● **Work task**:
Start with the first line of the records below. Output each line exactly, ending with the one that contains "712, 717, 717.".

---*---

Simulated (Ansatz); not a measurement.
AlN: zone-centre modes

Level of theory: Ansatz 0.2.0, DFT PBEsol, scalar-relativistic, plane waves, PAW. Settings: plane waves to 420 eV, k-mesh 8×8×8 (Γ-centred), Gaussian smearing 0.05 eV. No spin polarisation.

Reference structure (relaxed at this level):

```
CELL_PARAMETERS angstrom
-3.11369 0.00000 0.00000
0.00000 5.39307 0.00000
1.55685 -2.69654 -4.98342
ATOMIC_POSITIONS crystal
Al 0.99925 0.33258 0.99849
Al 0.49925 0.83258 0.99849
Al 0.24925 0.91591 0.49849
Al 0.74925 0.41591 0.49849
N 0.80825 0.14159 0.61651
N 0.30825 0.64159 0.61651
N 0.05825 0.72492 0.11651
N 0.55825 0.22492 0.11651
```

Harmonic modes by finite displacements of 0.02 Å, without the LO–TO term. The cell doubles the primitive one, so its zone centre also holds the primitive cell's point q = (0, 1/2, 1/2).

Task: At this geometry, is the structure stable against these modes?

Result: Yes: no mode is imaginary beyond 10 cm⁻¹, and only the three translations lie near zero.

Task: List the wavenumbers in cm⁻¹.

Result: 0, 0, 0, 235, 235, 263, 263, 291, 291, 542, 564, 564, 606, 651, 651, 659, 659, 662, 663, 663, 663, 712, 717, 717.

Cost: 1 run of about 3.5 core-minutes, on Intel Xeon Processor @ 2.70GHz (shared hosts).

---*---

● **Exercise response**:
Simulated (Ansatz); not a measurement.
AlN: zone-centre modes

Level of theory: Ansatz 0.2.0, DFT PBEsol, scalar-relativistic, plane waves, PAW. Settings: plane waves to 420 eV, k-mesh 8×8×8 (Γ-centred), Gaussian smearing 0.05 eV. No spin polarisation.

Reference structure (relaxed at this level):

```
CELL_PARAMETERS angstrom
-3.11369 0.00000 0.00000
0.00000 5.39307 0.00000
1.55685 -2.69654 -4.98342
ATOMIC_POSITIONS crystal
Al 0.99925 0.33258 0.99849
Al 0.49925 0.83258 0.99849
Al 0.24925 0.91591 0.49849
Al 0.74925 0.41591 0.49849
N 0.80825 0.14159 0.61651
N 0.30825 0.64159 0.61651
N 0.05825 0.72492 0.11651
N 0.55825 0.22492 0.11651
```

Harmonic modes by finite displacements of 0.02 Å, without the LO–TO term. The cell doubles the primitive one, so its zone centre also holds the primitive cell's point q = (0, 1/2, 1/2).

Task: At this geometry, is the structure stable against these modes?

Result: Yes: no mode is imaginary beyond 10 cm⁻¹, and only the three translations lie near zero.

Task: List the wavenumbers in cm⁻¹.

Result: 0, 0, 0, 235, 235, 263, 263, 291, 291, 542, 564, 564, 606, 651, 651, 659, 659, 662, 663, 663, 663, 712, 717, 717.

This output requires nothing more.